Work task: Retype exactly the lines that run from the start of the data to the line holding "A: a supercell", including both, and only those.

Given records:
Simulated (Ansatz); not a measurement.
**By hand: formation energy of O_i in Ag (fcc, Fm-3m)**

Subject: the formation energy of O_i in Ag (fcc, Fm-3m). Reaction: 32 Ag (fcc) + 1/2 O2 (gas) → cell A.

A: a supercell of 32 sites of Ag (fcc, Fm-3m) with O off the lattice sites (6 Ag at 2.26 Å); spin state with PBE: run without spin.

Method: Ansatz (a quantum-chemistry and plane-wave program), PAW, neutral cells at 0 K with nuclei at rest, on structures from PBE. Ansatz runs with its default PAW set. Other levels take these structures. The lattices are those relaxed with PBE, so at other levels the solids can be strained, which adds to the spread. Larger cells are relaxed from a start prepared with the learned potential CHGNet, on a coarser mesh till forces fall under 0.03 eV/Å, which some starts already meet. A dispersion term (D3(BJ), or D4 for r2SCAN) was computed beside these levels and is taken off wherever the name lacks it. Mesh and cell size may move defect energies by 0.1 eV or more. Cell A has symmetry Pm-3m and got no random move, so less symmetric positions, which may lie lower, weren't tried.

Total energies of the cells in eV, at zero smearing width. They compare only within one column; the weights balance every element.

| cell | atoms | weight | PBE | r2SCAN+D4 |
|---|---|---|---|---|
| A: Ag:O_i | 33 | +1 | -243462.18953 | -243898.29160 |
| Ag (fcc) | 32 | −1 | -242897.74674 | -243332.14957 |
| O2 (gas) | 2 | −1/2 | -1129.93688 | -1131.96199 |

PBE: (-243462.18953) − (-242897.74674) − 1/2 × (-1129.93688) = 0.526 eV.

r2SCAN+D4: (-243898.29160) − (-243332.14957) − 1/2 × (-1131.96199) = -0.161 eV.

Exercise response:
Simulated (Ansatz); not a measurement.
**By hand: formation energy of O_i in Ag (fcc, Fm-3m)**

Subject: the formation energy of O_i in Ag (fcc, Fm-3m). Reaction: 32 Ag (fcc) + 1/2 O2 (gas) → cell A.

A: a supercell of 32 sites of Ag (fcc, Fm-3m) with O off the lattice sites (6 Ag at 2.26 Å); spin state with PBE: run without spin.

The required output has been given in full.